▶ Provided information
- - - - - - -
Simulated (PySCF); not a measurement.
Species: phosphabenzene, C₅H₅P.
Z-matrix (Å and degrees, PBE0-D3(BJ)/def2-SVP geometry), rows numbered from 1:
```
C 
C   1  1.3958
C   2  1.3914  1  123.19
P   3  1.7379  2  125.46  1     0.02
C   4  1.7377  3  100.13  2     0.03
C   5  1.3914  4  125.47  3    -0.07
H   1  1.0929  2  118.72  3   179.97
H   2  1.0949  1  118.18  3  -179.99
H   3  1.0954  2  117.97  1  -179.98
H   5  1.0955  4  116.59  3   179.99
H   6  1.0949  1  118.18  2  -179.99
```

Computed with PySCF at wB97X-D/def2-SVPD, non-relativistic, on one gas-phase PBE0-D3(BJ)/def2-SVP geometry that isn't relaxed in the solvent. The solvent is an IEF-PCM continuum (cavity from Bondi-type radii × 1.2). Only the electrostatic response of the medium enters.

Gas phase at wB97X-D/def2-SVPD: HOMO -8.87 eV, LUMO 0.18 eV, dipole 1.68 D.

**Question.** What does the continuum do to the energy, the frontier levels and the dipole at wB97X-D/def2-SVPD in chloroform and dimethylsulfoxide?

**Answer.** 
- - - - - - -

Every line from above should appear again in the answer, exactly as written.

▶ Written answer
Simulated (PySCF); not a measurement.
Species: phosphabenzene, C₅H₅P.
Z-matrix (Å and degrees, PBE0-D3(BJ)/def2-SVP geometry), rows numbered from 1:
```
C 
C   1  1.3958
C   2  1.3914  1  123.19
P   3  1.7379  2  125.46  1     0.02
C   4  1.7377  3  100.13  2     0.03
C   5  1.3914  4  125.47  3    -0.07
H   1  1.0929  2  118.72  3   179.97
H   2  1.0949  1  118.18  3  -179.99
H   3  1.0954  2  117.97  1  -179.98
H   5  1.0955  4  116.59  3   179.99
H   6  1.0949  1  118.18  2  -179.99
```

Computed with PySCF at wB97X-D/def2-SVPD, non-relativistic, on one gas-phase PBE0-D3(BJ)/def2-SVP geometry that isn't relaxed in the solvent. The solvent is an IEF-PCM continuum (cavity from Bondi-type radii × 1.2). Only the electrostatic response of the medium enters.

Gas phase at wB97X-D/def2-SVPD: HOMO -8.87 eV, LUMO 0.18 eV, dipole 1.68 D.

**Question.** What does the continuum do to the energy, the frontier levels and the dipole at wB97X-D/def2-SVPD in chloroform and dimethylsulfoxide?

**Answer.** 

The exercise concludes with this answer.